■ **Activity**: Each entry has to be printed again exactly.

#####

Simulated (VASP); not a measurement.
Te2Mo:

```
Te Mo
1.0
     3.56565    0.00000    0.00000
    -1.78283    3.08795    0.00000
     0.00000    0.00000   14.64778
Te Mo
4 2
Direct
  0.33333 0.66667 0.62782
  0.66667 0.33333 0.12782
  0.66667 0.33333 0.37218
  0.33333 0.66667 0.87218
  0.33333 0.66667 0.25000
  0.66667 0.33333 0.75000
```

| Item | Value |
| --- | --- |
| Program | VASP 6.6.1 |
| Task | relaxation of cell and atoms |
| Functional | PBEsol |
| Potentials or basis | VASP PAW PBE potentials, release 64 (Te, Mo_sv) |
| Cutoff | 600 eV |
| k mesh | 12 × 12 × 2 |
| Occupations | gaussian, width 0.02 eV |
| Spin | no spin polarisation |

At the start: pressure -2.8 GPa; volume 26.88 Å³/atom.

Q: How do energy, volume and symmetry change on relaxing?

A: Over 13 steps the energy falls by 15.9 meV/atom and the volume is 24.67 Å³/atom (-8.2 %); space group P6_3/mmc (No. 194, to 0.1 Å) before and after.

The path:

#####

■ **Task answer**:
Simulated (VASP); not a measurement.
Te2Mo:

```
Te Mo
1.0
     3.56565    0.00000    0.00000
    -1.78283    3.08795    0.00000
     0.00000    0.00000   14.64778
Te Mo
4 2
Direct
  0.33333 0.66667 0.62782
  0.66667 0.33333 0.12782
  0.66667 0.33333 0.37218
  0.33333 0.66667 0.87218
  0.33333 0.66667 0.25000
  0.66667 0.33333 0.75000
```

| Item | Value |
| --- | --- |
| Program | VASP 6.6.1 |
| Task | relaxation of cell and atoms |
| Functional | PBEsol |
| Potentials or basis | VASP PAW PBE potentials, release 64 (Te, Mo_sv) |
| Cutoff | 600 eV |
| k mesh | 12 × 12 × 2 |
| Occupations | gaussian, width 0.02 eV |
| Spin | no spin polarisation |

At the start: pressure -2.8 GPa; volume 26.88 Å³/atom.

Q: How do energy, volume and symmetry change on relaxing?

A: Over 13 steps the energy falls by 15.9 meV/atom and the volume is 24.67 Å³/atom (-8.2 %); space group P6_3/mmc (No. 194, to 0.1 Å) before and after.

The path:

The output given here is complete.